- - -

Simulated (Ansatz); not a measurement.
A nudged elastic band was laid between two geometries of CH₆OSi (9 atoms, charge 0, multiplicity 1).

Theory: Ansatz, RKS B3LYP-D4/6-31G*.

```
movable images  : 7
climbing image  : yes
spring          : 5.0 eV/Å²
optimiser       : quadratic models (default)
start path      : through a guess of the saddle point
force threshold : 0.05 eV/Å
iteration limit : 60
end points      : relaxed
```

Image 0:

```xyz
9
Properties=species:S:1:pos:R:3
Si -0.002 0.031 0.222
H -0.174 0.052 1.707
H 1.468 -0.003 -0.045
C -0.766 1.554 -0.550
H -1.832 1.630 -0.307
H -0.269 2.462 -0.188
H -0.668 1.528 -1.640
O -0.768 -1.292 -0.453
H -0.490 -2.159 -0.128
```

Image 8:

- - -

(REQUIREMENT)
Exact copies of all the records are to be printed.

(YOUR RESPONSE)
Simulated (Ansatz); not a measurement.
A nudged elastic band was laid between two geometries of CH₆OSi (9 atoms, charge 0, multiplicity 1).

Theory: Ansatz, RKS B3LYP-D4/6-31G*.

```
movable images  : 7
climbing image  : yes
spring          : 5.0 eV/Å²
optimiser       : quadratic models (default)
start path      : through a guess of the saddle point
force threshold : 0.05 eV/Å
iteration limit : 60
end points      : relaxed
```

Image 0:

```xyz
9
Properties=species:S:1:pos:R:3
Si -0.002 0.031 0.222
H -0.174 0.052 1.707
H 1.468 -0.003 -0.045
C -0.766 1.554 -0.550
H -1.832 1.630 -0.307
H -0.269 2.462 -0.188
H -0.668 1.528 -1.640
O -0.768 -1.292 -0.453
H -0.490 -2.159 -0.128
```

Image 8:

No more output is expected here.